> **Record excerpts**:
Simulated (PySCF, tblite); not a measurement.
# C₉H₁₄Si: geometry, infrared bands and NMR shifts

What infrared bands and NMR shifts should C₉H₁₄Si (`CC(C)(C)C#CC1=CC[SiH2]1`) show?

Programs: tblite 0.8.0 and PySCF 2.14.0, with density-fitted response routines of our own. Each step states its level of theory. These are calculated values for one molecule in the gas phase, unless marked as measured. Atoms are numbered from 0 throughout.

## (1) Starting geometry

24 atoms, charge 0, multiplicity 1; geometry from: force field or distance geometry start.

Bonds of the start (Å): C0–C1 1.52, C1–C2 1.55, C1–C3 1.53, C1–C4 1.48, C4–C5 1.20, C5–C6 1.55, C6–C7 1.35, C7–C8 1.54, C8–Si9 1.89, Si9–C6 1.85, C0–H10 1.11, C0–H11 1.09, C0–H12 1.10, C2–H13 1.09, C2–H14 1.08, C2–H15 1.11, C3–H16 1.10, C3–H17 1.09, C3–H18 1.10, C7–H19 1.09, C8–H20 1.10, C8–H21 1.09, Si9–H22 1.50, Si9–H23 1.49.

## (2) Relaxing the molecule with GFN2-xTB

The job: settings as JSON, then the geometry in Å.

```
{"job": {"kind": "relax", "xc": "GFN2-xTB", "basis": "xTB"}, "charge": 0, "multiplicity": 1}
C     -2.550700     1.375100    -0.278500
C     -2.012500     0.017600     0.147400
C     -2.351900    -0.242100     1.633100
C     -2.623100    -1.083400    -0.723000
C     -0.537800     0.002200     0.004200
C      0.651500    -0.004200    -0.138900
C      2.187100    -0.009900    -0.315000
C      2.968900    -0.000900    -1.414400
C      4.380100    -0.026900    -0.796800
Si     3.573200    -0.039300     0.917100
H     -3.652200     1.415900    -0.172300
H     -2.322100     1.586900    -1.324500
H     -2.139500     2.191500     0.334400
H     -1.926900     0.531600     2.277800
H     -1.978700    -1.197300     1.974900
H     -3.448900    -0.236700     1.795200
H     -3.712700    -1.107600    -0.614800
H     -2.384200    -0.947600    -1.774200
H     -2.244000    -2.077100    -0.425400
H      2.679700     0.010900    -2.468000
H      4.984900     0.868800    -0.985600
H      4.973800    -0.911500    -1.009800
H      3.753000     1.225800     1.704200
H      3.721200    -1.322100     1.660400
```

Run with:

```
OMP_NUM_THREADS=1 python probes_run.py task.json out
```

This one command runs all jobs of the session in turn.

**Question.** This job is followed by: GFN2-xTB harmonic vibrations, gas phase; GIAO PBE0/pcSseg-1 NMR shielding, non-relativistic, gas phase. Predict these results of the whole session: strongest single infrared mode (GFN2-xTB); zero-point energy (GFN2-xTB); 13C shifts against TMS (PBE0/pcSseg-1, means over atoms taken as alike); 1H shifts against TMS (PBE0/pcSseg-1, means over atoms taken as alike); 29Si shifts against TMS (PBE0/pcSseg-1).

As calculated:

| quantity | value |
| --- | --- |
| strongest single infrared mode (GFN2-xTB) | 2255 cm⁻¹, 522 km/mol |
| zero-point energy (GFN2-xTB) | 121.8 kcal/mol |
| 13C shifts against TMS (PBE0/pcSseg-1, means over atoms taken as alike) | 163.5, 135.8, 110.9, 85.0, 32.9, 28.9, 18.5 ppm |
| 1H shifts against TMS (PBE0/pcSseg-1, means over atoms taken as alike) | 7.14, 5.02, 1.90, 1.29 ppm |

> **Work task**:
Begin at the first line of the records above and restate each line word for word, stopping after the line with "## (1) Starting geometry".

> **Response area**:
Simulated (PySCF, tblite); not a measurement.
# C₉H₁₄Si: geometry, infrared bands and NMR shifts

What infrared bands and NMR shifts should C₉H₁₄Si (`CC(C)(C)C#CC1=CC[SiH2]1`) show?

Programs: tblite 0.8.0 and PySCF 2.14.0, with density-fitted response routines of our own. Each step states its level of theory. These are calculated values for one molecule in the gas phase, unless marked as measured. Atoms are numbered from 0 throughout.

## (1) Starting geometry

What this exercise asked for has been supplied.